__Assignment__
Repeat the listing below word for word, stopping after the line that contains "pressure 2.5 GPa.".

__Record set__
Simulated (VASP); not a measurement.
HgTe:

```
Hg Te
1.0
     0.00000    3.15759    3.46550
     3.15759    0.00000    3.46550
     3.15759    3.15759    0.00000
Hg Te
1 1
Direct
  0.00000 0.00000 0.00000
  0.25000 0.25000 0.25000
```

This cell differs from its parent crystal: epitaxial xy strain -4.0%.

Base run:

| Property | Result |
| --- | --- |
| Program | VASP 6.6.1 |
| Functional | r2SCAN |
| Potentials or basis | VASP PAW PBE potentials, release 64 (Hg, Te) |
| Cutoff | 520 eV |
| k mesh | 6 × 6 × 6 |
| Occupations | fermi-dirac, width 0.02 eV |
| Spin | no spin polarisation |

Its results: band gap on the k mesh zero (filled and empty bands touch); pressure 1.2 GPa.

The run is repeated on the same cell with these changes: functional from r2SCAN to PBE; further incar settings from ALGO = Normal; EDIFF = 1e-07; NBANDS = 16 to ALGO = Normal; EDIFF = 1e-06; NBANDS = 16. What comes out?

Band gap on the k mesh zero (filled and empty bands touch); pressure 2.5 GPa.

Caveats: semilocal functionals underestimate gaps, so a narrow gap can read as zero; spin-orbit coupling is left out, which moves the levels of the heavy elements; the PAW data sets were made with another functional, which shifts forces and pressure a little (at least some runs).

__Worked solution__
Simulated (VASP); not a measurement.
HgTe:

```
Hg Te
1.0
     0.00000    3.15759    3.46550
     3.15759    0.00000    3.46550
     3.15759    3.15759    0.00000
Hg Te
1 1
Direct
  0.00000 0.00000 0.00000
  0.25000 0.25000 0.25000
```

This cell differs from its parent crystal: epitaxial xy strain -4.0%.

Base run:

| Property | Result |
| --- | --- |
| Program | VASP 6.6.1 |
| Functional | r2SCAN |
| Potentials or basis | VASP PAW PBE potentials, release 64 (Hg, Te) |
| Cutoff | 520 eV |
| k mesh | 6 × 6 × 6 |
| Occupations | fermi-dirac, width 0.02 eV |
| Spin | no spin polarisation |

Its results: band gap on the k mesh zero (filled and empty bands touch); pressure 1.2 GPa.

The run is repeated on the same cell with these changes: functional from r2SCAN to PBE; further incar settings from ALGO = Normal; EDIFF = 1e-07; NBANDS = 16 to ALGO = Normal; EDIFF = 1e-06; NBANDS = 16. What comes out?

Band gap on the k mesh zero (filled and empty bands touch); pressure 2.5 GPa.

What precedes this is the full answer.